········
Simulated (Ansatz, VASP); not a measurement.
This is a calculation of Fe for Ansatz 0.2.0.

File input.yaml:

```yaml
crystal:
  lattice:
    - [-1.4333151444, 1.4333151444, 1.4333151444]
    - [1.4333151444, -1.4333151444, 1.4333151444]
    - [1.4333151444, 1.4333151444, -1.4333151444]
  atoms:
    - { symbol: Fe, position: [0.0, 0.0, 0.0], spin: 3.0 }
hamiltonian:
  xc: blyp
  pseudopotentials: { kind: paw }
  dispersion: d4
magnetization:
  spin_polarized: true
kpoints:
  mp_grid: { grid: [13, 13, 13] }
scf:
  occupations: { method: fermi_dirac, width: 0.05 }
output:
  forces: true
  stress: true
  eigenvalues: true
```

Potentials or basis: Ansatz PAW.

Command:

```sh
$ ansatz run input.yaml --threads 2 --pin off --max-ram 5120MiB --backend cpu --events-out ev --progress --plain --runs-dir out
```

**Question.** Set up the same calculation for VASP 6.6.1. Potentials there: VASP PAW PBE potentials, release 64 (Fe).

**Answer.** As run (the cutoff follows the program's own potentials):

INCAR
········

#### WORK TASK:
Repeat all of the material, exactly as it reads.

#### WORKED SOLUTION:
Simulated (Ansatz, VASP); not a measurement.
This is a calculation of Fe for Ansatz 0.2.0.

File input.yaml:

```yaml
crystal:
  lattice:
    - [-1.4333151444, 1.4333151444, 1.4333151444]
    - [1.4333151444, -1.4333151444, 1.4333151444]
    - [1.4333151444, 1.4333151444, -1.4333151444]
  atoms:
    - { symbol: Fe, position: [0.0, 0.0, 0.0], spin: 3.0 }
hamiltonian:
  xc: blyp
  pseudopotentials: { kind: paw }
  dispersion: d4
magnetization:
  spin_polarized: true
kpoints:
  mp_grid: { grid: [13, 13, 13] }
scf:
  occupations: { method: fermi_dirac, width: 0.05 }
output:
  forces: true
  stress: true
  eigenvalues: true
```

Potentials or basis: Ansatz PAW.

Command:

```sh
$ ansatz run input.yaml --threads 2 --pin off --max-ram 5120MiB --backend cpu --events-out ev --progress --plain --runs-dir out
```

**Question.** Set up the same calculation for VASP 6.6.1. Potentials there: VASP PAW PBE potentials, release 64 (Fe).

**Answer.** As run (the cutoff follows the program's own potentials):

INCAR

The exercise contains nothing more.